◆ **Activity**:
Exactly the lines from the opening of the data through the line containing "0.83 | 0.83 |" should be reproduced, please, with nothing added.

+++
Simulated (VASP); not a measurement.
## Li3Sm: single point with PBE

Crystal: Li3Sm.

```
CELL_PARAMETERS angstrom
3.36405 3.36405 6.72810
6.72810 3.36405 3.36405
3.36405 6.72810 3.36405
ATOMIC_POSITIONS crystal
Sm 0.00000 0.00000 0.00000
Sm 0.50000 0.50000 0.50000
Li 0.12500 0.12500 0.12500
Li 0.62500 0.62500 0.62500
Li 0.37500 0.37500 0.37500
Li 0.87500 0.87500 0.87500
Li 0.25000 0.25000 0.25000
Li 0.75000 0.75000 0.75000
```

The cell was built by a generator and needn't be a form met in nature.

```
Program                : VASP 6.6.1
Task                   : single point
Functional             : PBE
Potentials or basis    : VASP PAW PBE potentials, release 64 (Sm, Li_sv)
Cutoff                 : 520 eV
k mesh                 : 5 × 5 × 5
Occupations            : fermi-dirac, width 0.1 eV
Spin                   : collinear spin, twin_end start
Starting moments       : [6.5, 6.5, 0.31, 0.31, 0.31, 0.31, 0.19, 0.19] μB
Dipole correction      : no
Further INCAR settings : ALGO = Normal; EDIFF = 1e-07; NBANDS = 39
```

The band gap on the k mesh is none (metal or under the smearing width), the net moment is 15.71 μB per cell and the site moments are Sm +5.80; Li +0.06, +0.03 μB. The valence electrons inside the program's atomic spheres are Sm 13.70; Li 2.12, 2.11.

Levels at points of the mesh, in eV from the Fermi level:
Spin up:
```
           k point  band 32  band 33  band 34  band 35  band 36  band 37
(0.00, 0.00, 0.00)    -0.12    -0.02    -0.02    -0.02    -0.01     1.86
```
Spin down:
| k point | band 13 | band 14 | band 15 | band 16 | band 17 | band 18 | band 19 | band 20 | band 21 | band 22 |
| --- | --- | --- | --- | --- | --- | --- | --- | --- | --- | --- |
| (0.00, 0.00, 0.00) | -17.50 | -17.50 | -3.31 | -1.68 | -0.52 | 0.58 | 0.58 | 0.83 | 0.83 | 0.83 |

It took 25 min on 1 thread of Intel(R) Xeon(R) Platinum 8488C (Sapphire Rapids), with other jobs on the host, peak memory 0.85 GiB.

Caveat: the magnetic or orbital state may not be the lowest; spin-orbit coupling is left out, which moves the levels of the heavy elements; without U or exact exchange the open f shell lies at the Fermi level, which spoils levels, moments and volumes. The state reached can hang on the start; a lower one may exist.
+++

◆ **Result**:
Simulated (VASP); not a measurement.
## Li3Sm: single point with PBE

Crystal: Li3Sm.

```
CELL_PARAMETERS angstrom
3.36405 3.36405 6.72810
6.72810 3.36405 3.36405
3.36405 6.72810 3.36405
ATOMIC_POSITIONS crystal
Sm 0.00000 0.00000 0.00000
Sm 0.50000 0.50000 0.50000
Li 0.12500 0.12500 0.12500
Li 0.62500 0.62500 0.62500
Li 0.37500 0.37500 0.37500
Li 0.87500 0.87500 0.87500
Li 0.25000 0.25000 0.25000
Li 0.75000 0.75000 0.75000
```

The cell was built by a generator and needn't be a form met in nature.

```
Program                : VASP 6.6.1
Task                   : single point
Functional             : PBE
Potentials or basis    : VASP PAW PBE potentials, release 64 (Sm, Li_sv)
Cutoff                 : 520 eV
k mesh                 : 5 × 5 × 5
Occupations            : fermi-dirac, width 0.1 eV
Spin                   : collinear spin, twin_end start
Starting moments       : [6.5, 6.5, 0.31, 0.31, 0.31, 0.31, 0.19, 0.19] μB
Dipole correction      : no
Further INCAR settings : ALGO = Normal; EDIFF = 1e-07; NBANDS = 39
```

The band gap on the k mesh is none (metal or under the smearing width), the net moment is 15.71 μB per cell and the site moments are Sm +5.80; Li +0.06, +0.03 μB. The valence electrons inside the program's atomic spheres are Sm 13.70; Li 2.12, 2.11.

Levels at points of the mesh, in eV from the Fermi level:
Spin up:
```
           k point  band 32  band 33  band 34  band 35  band 36  band 37
(0.00, 0.00, 0.00)    -0.12    -0.02    -0.02    -0.02    -0.01     1.86
```
Spin down:
| k point | band 13 | band 14 | band 15 | band 16 | band 17 | band 18 | band 19 | band 20 | band 21 | band 22 |
| --- | --- | --- | --- | --- | --- | --- | --- | --- | --- | --- |
| (0.00, 0.00, 0.00) | -17.50 | -17.50 | -3.31 | -1.68 | -0.52 | 0.58 | 0.58 | 0.83 | 0.83 | 0.83 |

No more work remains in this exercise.